### RECORDED DATA
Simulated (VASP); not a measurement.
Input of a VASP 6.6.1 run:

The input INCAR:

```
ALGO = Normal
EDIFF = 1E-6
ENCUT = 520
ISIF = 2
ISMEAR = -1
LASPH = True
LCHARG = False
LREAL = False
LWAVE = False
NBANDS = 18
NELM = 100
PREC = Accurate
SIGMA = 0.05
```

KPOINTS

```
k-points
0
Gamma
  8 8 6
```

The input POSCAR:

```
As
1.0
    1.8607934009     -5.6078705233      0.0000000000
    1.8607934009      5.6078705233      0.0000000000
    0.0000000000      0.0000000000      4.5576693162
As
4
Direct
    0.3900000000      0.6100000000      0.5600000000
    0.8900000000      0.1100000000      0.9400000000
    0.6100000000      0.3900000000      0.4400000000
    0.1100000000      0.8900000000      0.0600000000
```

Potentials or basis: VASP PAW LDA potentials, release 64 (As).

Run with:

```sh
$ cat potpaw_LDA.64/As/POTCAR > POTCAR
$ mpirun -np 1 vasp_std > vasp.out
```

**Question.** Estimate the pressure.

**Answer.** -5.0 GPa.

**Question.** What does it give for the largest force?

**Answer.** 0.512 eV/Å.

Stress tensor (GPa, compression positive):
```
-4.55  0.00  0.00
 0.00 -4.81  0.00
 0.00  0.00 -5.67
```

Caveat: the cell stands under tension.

### WORK REQUEST
Which lines belong in the answer? Exactly those from the first line of the entries through the line holding "the largest force?", inclusive, copied unchanged.

### ANSWER SECTION
Simulated (VASP); not a measurement.
Input of a VASP 6.6.1 run:

The input INCAR:

```
ALGO = Normal
EDIFF = 1E-6
ENCUT = 520
ISIF = 2
ISMEAR = -1
LASPH = True
LCHARG = False
LREAL = False
LWAVE = False
NBANDS = 18
NELM = 100
PREC = Accurate
SIGMA = 0.05
```

KPOINTS

```
k-points
0
Gamma
  8 8 6
```

The input POSCAR:

```
As
1.0
    1.8607934009     -5.6078705233      0.0000000000
    1.8607934009      5.6078705233      0.0000000000
    0.0000000000      0.0000000000      4.5576693162
As
4
Direct
    0.3900000000      0.6100000000      0.5600000000
    0.8900000000      0.1100000000      0.9400000000
    0.6100000000      0.3900000000      0.4400000000
    0.1100000000      0.8900000000      0.0600000000
```

Potentials or basis: VASP PAW LDA potentials, release 64 (As).

Run with:

```sh
$ cat potpaw_LDA.64/As/POTCAR > POTCAR
$ mpirun -np 1 vasp_std > vasp.out
```

**Question.** Estimate the pressure.

**Answer.** -5.0 GPa.

**Question.** What does it give for the largest force?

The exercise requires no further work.